Start of Records supplied

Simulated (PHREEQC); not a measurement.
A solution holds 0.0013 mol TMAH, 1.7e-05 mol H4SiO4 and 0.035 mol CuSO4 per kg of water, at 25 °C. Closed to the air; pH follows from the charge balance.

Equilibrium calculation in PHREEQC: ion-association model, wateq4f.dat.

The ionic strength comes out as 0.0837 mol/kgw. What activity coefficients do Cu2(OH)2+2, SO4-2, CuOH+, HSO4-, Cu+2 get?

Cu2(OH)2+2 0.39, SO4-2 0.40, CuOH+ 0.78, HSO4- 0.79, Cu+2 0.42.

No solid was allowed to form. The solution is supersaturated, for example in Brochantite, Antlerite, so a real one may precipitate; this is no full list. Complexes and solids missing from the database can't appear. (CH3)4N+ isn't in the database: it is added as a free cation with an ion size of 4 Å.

End of Records supplied

Requirement:
Write out all the records above again, exactly as they stand.

Written solution:
Simulated (PHREEQC); not a measurement.
A solution holds 0.0013 mol TMAH, 1.7e-05 mol H4SiO4 and 0.035 mol CuSO4 per kg of water, at 25 °C. Closed to the air; pH follows from the charge balance.

Equilibrium calculation in PHREEQC: ion-association model, wateq4f.dat.

The ionic strength comes out as 0.0837 mol/kgw. What activity coefficients do Cu2(OH)2+2, SO4-2, CuOH+, HSO4-, Cu+2 get?

Cu2(OH)2+2 0.39, SO4-2 0.40, CuOH+ 0.78, HSO4- 0.79, Cu+2 0.42.

No solid was allowed to form. The solution is supersaturated, for example in Brochantite, Antlerite, so a real one may precipitate; this is no full list. Complexes and solids missing from the database can't appear. (CH3)4N+ isn't in the database: it is added as a free cation with an ion size of 4 Å.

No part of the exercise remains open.